→ **Work order**
Every single record needs to be restated word for word.

→ **Data supplied**
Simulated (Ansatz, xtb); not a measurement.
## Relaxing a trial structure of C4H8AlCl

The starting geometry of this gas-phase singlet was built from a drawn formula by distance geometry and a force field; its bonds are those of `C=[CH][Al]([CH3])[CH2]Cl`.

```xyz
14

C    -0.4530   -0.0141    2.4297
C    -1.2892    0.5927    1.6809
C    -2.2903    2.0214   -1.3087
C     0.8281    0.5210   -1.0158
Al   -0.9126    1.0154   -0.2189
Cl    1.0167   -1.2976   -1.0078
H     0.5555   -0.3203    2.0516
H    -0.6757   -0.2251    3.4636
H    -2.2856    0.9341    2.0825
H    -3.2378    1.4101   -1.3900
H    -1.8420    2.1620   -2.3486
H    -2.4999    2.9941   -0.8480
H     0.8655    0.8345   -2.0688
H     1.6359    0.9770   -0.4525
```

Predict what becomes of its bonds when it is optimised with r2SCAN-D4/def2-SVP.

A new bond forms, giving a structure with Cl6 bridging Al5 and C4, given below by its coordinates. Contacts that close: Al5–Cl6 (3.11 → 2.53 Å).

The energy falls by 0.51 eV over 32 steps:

→ **Answer section**
Simulated (Ansatz, xtb); not a measurement.
## Relaxing a trial structure of C4H8AlCl

The starting geometry of this gas-phase singlet was built from a drawn formula by distance geometry and a force field; its bonds are those of `C=[CH][Al]([CH3])[CH2]Cl`.

```xyz
14

C    -0.4530   -0.0141    2.4297
C    -1.2892    0.5927    1.6809
C    -2.2903    2.0214   -1.3087
C     0.8281    0.5210   -1.0158
Al   -0.9126    1.0154   -0.2189
Cl    1.0167   -1.2976   -1.0078
H     0.5555   -0.3203    2.0516
H    -0.6757   -0.2251    3.4636
H    -2.2856    0.9341    2.0825
H    -3.2378    1.4101   -1.3900
H    -1.8420    2.1620   -2.3486
H    -2.4999    2.9941   -0.8480
H     0.8655    0.8345   -2.0688
H     1.6359    0.9770   -0.4525
```

Predict what becomes of its bonds when it is optimised with r2SCAN-D4/def2-SVP.

A new bond forms, giving a structure with Cl6 bridging Al5 and C4, given below by its coordinates. Contacts that close: Al5–Cl6 (3.11 → 2.53 Å).

The energy falls by 0.51 eV over 32 steps:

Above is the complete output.